Required action: Would you return, word for word, the lines of the data below from the line with "Solution. No. The" through the line with "By binding energy: C4", and no others?

◇ ◇ ◇ ◇ ◇
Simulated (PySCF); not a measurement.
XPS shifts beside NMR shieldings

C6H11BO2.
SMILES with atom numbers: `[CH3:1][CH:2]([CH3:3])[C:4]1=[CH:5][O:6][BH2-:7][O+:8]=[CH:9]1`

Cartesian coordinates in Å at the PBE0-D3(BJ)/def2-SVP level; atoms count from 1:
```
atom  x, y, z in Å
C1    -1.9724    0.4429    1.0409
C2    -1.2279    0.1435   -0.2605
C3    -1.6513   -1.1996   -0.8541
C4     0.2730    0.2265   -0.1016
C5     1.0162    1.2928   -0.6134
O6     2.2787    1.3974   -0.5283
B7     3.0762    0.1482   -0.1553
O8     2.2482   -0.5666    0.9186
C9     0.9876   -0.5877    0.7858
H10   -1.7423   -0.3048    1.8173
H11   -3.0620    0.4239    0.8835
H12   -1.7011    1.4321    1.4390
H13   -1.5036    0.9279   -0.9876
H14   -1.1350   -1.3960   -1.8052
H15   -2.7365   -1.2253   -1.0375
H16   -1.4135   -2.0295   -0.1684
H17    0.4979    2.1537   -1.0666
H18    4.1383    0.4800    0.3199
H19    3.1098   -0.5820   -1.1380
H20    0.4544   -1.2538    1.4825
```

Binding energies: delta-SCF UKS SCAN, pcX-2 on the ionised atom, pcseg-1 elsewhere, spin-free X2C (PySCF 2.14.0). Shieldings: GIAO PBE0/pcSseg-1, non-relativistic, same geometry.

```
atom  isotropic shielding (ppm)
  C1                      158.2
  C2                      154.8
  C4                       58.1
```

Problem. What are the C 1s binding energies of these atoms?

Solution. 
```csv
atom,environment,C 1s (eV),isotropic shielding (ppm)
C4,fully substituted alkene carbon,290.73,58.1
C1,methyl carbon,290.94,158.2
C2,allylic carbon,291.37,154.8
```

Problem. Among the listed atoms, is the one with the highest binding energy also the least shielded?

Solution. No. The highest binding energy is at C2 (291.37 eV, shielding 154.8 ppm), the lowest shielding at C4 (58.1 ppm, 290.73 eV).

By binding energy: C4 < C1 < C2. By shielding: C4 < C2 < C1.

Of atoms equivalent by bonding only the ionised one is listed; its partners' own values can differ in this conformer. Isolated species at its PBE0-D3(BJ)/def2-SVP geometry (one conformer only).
◇ ◇ ◇ ◇ ◇

Answer space:
Solution. No. The highest binding energy is at C2 (291.37 eV, shielding 154.8 ppm), the lowest shielding at C4 (58.1 ppm, 290.73 eV).

By binding energy: C4 < C1 < C2. By shielding: C4 < C2 < C1.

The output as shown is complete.